Give the listing again in full, exactly as written.

Segment Open
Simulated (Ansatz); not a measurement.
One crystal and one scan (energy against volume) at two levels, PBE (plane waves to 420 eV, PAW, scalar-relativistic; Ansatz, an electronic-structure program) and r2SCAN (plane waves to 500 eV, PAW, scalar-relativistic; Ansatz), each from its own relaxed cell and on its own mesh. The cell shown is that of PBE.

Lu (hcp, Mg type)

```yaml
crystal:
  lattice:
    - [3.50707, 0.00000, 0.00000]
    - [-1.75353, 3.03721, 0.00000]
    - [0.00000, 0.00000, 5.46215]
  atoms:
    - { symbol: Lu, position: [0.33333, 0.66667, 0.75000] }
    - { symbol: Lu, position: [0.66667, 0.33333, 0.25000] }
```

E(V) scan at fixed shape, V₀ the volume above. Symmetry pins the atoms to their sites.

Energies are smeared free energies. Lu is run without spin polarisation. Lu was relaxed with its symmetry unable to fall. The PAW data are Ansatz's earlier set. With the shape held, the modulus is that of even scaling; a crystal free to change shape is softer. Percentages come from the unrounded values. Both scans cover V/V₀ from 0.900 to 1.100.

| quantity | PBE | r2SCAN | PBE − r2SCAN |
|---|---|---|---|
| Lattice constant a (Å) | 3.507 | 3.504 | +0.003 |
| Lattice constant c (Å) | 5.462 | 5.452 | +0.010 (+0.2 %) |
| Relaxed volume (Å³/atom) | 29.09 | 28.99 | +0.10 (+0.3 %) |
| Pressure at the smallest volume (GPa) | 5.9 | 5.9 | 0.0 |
Segment Closed

Worked solution |
Simulated (Ansatz); not a measurement.
One crystal and one scan (energy against volume) at two levels, PBE (plane waves to 420 eV, PAW, scalar-relativistic; Ansatz, an electronic-structure program) and r2SCAN (plane waves to 500 eV, PAW, scalar-relativistic; Ansatz), each from its own relaxed cell and on its own mesh. The cell shown is that of PBE.

Lu (hcp, Mg type)

```yaml
crystal:
  lattice:
    - [3.50707, 0.00000, 0.00000]
    - [-1.75353, 3.03721, 0.00000]
    - [0.00000, 0.00000, 5.46215]
  atoms:
    - { symbol: Lu, position: [0.33333, 0.66667, 0.75000] }
    - { symbol: Lu, position: [0.66667, 0.33333, 0.25000] }
```

E(V) scan at fixed shape, V₀ the volume above. Symmetry pins the atoms to their sites.

Energies are smeared free energies. Lu is run without spin polarisation. Lu was relaxed with its symmetry unable to fall. The PAW data are Ansatz's earlier set. With the shape held, the modulus is that of even scaling; a crystal free to change shape is softer. Percentages come from the unrounded values. Both scans cover V/V₀ from 0.900 to 1.100.

| quantity | PBE | r2SCAN | PBE − r2SCAN |
|---|---|---|---|
| Lattice constant a (Å) | 3.507 | 3.504 | +0.003 |
| Lattice constant c (Å) | 5.462 | 5.452 | +0.010 (+0.2 %) |
| Relaxed volume (Å³/atom) | 29.09 | 28.99 | +0.10 (+0.3 %) |
| Pressure at the smallest volume (GPa) | 5.9 | 5.9 | 0.0 |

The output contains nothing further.